+---+

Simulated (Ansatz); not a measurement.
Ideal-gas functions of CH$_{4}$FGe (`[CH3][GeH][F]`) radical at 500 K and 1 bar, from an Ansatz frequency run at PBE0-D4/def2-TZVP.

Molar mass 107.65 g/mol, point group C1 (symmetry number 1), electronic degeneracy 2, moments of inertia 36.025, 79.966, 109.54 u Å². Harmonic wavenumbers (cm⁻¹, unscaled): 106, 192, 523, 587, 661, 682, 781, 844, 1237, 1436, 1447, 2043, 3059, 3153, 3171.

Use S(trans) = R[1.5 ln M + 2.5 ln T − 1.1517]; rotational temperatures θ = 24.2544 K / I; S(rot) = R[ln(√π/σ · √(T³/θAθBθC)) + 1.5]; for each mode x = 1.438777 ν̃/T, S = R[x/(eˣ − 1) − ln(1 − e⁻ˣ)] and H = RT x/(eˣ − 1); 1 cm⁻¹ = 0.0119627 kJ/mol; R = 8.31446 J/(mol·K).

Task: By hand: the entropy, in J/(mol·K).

+---+

> Assignment:
Can you reproduce all the material exactly?

> Response box:
Simulated (Ansatz); not a measurement.
Ideal-gas functions of CH$_{4}$FGe (`[CH3][GeH][F]`) radical at 500 K and 1 bar, from an Ansatz frequency run at PBE0-D4/def2-TZVP.

Molar mass 107.65 g/mol, point group C1 (symmetry number 1), electronic degeneracy 2, moments of inertia 36.025, 79.966, 109.54 u Å². Harmonic wavenumbers (cm⁻¹, unscaled): 106, 192, 523, 587, 661, 682, 781, 844, 1237, 1436, 1447, 2043, 3059, 3153, 3171.

Use S(trans) = R[1.5 ln M + 2.5 ln T − 1.1517]; rotational temperatures θ = 24.2544 K / I; S(rot) = R[ln(√π/σ · √(T³/θAθBθC)) + 1.5]; for each mode x = 1.438777 ν̃/T, S = R[x/(eˣ − 1) − ln(1 − e⁻ˣ)] and H = RT x/(eˣ − 1); 1 cm⁻¹ = 0.0119627 kJ/mol; R = 8.31446 J/(mol·K).

Task: By hand: the entropy, in J/(mol·K).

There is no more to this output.